• [BRIEF] Print every entry below again. Nothing may differ from the original.

-------- DATA EXTRACTS

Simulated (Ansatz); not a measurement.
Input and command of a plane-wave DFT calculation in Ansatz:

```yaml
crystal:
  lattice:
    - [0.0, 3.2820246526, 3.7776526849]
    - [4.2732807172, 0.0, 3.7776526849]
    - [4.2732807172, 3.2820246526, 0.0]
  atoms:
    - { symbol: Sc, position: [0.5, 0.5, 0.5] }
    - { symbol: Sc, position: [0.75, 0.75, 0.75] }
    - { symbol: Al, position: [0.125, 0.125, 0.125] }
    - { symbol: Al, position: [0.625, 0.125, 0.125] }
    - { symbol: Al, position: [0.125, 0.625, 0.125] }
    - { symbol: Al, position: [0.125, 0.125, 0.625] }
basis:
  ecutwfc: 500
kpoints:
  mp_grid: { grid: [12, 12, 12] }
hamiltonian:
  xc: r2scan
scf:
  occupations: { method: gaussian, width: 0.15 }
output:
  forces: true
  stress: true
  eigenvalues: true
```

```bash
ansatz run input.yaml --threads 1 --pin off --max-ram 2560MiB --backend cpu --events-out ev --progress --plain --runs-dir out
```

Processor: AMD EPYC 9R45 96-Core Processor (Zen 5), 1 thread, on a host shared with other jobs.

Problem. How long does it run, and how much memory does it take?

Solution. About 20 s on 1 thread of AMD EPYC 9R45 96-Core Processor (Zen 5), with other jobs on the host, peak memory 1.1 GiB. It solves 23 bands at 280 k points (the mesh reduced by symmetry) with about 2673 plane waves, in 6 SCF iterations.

----------------

• [RESPONSE]
Simulated (Ansatz); not a measurement.
Input and command of a plane-wave DFT calculation in Ansatz:

```yaml
crystal:
  lattice:
    - [0.0, 3.2820246526, 3.7776526849]
    - [4.2732807172, 0.0, 3.7776526849]
    - [4.2732807172, 3.2820246526, 0.0]
  atoms:
    - { symbol: Sc, position: [0.5, 0.5, 0.5] }
    - { symbol: Sc, position: [0.75, 0.75, 0.75] }
    - { symbol: Al, position: [0.125, 0.125, 0.125] }
    - { symbol: Al, position: [0.625, 0.125, 0.125] }
    - { symbol: Al, position: [0.125, 0.625, 0.125] }
    - { symbol: Al, position: [0.125, 0.125, 0.625] }
basis:
  ecutwfc: 500
kpoints:
  mp_grid: { grid: [12, 12, 12] }
hamiltonian:
  xc: r2scan
scf:
  occupations: { method: gaussian, width: 0.15 }
output:
  forces: true
  stress: true
  eigenvalues: true
```

```bash
ansatz run input.yaml --threads 1 --pin off --max-ram 2560MiB --backend cpu --events-out ev --progress --plain --runs-dir out
```

Processor: AMD EPYC 9R45 96-Core Processor (Zen 5), 1 thread, on a host shared with other jobs.

Problem. How long does it run, and how much memory does it take?

Solution. About 20 s on 1 thread of AMD EPYC 9R45 96-Core Processor (Zen 5), with other jobs on the host, peak memory 1.1 GiB. It solves 23 bands at 280 k points (the mesh reduced by symmetry) with about 2673 plane waves, in 6 SCF iterations.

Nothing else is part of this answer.